**DATA:**
----------

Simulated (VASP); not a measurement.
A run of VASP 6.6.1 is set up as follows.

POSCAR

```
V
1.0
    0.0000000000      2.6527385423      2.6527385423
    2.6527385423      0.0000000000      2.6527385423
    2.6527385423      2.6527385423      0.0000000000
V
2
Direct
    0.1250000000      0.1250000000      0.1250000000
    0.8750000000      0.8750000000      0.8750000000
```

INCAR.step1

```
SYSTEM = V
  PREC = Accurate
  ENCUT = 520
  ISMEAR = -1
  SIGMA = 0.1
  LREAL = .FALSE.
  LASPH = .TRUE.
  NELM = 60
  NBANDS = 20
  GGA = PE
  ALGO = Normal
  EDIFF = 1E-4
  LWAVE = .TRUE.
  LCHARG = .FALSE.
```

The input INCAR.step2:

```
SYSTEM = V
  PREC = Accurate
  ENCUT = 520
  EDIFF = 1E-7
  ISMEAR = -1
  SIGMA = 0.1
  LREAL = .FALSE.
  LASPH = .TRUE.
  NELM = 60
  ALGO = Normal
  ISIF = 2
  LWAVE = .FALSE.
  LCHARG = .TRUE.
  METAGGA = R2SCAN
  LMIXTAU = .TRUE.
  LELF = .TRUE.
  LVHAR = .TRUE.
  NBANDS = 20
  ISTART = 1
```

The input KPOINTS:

----------

**WORK INSTRUCTION:** Write out all the data exactly.

**TASK OUTPUT:**
Simulated (VASP); not a measurement.
A run of VASP 6.6.1 is set up as follows.

POSCAR

```
V
1.0
    0.0000000000      2.6527385423      2.6527385423
    2.6527385423      0.0000000000      2.6527385423
    2.6527385423      2.6527385423      0.0000000000
V
2
Direct
    0.1250000000      0.1250000000      0.1250000000
    0.8750000000      0.8750000000      0.8750000000
```

INCAR.step1

```
SYSTEM = V
  PREC = Accurate
  ENCUT = 520
  ISMEAR = -1
  SIGMA = 0.1
  LREAL = .FALSE.
  LASPH = .TRUE.
  NELM = 60
  NBANDS = 20
  GGA = PE
  ALGO = Normal
  EDIFF = 1E-4
  LWAVE = .TRUE.
  LCHARG = .FALSE.
```

The input INCAR.step2:

```
SYSTEM = V
  PREC = Accurate
  ENCUT = 520
  EDIFF = 1E-7
  ISMEAR = -1
  SIGMA = 0.1
  LREAL = .FALSE.
  LASPH = .TRUE.
  NELM = 60
  ALGO = Normal
  ISIF = 2
  LWAVE = .FALSE.
  LCHARG = .TRUE.
  METAGGA = R2SCAN
  LMIXTAU = .TRUE.
  LELF = .TRUE.
  LVHAR = .TRUE.
  NBANDS = 20
  ISTART = 1
```

The input KPOINTS:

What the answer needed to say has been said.